• _Extracted data_:
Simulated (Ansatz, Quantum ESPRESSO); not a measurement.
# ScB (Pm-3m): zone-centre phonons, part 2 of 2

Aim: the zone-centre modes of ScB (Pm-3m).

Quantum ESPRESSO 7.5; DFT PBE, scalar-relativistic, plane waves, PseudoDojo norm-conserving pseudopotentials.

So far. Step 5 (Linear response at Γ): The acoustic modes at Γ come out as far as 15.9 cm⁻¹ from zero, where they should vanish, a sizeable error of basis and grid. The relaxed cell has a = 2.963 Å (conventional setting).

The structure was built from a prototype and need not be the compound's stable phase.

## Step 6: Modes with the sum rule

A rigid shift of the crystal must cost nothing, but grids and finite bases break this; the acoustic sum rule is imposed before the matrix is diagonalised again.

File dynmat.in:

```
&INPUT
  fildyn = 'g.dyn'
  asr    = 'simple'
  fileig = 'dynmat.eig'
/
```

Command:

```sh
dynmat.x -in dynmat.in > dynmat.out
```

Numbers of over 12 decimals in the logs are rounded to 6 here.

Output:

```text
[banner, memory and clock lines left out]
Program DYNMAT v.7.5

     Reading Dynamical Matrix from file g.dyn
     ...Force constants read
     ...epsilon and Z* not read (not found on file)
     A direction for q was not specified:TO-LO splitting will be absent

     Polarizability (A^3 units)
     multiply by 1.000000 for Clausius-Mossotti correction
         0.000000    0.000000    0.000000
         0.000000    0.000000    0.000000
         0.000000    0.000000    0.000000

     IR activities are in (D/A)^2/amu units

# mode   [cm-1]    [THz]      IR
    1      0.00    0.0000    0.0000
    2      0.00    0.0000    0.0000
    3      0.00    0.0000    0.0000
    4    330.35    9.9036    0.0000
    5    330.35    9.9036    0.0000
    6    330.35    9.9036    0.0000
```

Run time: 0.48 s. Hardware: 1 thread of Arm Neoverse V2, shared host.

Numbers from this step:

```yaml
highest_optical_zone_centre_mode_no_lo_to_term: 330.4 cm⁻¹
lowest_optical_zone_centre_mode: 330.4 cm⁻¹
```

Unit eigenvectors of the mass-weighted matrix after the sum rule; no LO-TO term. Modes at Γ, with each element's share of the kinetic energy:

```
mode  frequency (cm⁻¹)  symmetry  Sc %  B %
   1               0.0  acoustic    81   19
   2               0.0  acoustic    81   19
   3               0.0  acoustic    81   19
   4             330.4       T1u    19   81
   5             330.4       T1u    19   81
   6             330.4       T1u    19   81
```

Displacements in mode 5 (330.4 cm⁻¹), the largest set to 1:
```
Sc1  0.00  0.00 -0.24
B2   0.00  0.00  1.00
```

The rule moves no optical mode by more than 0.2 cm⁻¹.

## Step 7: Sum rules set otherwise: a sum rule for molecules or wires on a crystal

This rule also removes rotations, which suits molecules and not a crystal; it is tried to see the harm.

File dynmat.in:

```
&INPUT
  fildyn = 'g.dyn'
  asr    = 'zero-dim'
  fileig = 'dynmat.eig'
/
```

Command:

• _Work order_:
Begin at the first line of the material above. Transcribe each line exactly, ending with the line that contains "Unit eigenvectors of".

• _Your response_:
Simulated (Ansatz, Quantum ESPRESSO); not a measurement.
# ScB (Pm-3m): zone-centre phonons, part 2 of 2

Aim: the zone-centre modes of ScB (Pm-3m).

Quantum ESPRESSO 7.5; DFT PBE, scalar-relativistic, plane waves, PseudoDojo norm-conserving pseudopotentials.

So far. Step 5 (Linear response at Γ): The acoustic modes at Γ come out as far as 15.9 cm⁻¹ from zero, where they should vanish, a sizeable error of basis and grid. The relaxed cell has a = 2.963 Å (conventional setting).

The structure was built from a prototype and need not be the compound's stable phase.

## Step 6: Modes with the sum rule

A rigid shift of the crystal must cost nothing, but grids and finite bases break this; the acoustic sum rule is imposed before the matrix is diagonalised again.

File dynmat.in:

```
&INPUT
  fildyn = 'g.dyn'
  asr    = 'simple'
  fileig = 'dynmat.eig'
/
```

Command:

```sh
dynmat.x -in dynmat.in > dynmat.out
```

Numbers of over 12 decimals in the logs are rounded to 6 here.

Output:

```text
[banner, memory and clock lines left out]
Program DYNMAT v.7.5

     Reading Dynamical Matrix from file g.dyn
     ...Force constants read
     ...epsilon and Z* not read (not found on file)
     A direction for q was not specified:TO-LO splitting will be absent

     Polarizability (A^3 units)
     multiply by 1.000000 for Clausius-Mossotti correction
         0.000000    0.000000    0.000000
         0.000000    0.000000    0.000000
         0.000000    0.000000    0.000000

     IR activities are in (D/A)^2/amu units

# mode   [cm-1]    [THz]      IR
    1      0.00    0.0000    0.0000
    2      0.00    0.0000    0.0000
    3      0.00    0.0000    0.0000
    4    330.35    9.9036    0.0000
    5    330.35    9.9036    0.0000
    6    330.35    9.9036    0.0000
```

Run time: 0.48 s. Hardware: 1 thread of Arm Neoverse V2, shared host.

Numbers from this step:

```yaml
highest_optical_zone_centre_mode_no_lo_to_term: 330.4 cm⁻¹
lowest_optical_zone_centre_mode: 330.4 cm⁻¹
```

Unit eigenvectors of the mass-weighted matrix after the sum rule; no LO-TO term. Modes at Γ, with each element's share of the kinetic energy:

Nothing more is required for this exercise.